Record excerpts >>
☆ ☆ ☆ ☆ ☆ ☆ ☆

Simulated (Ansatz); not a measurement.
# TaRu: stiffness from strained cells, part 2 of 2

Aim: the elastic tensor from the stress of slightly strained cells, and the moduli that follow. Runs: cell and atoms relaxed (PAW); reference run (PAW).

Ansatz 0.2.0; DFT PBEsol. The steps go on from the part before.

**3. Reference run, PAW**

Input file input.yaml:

☆ ☆ ☆ ☆ ☆ ☆ ☆

Exercise >> Retype the material in full, keeping each line exactly as it is.

Expected answer >>
Simulated (Ansatz); not a measurement.
# TaRu: stiffness from strained cells, part 2 of 2

Aim: the elastic tensor from the stress of slightly strained cells, and the moduli that follow. Runs: cell and atoms relaxed (PAW); reference run (PAW).

Ansatz 0.2.0; DFT PBEsol. The steps go on from the part before.

**3. Reference run, PAW**

Input file input.yaml:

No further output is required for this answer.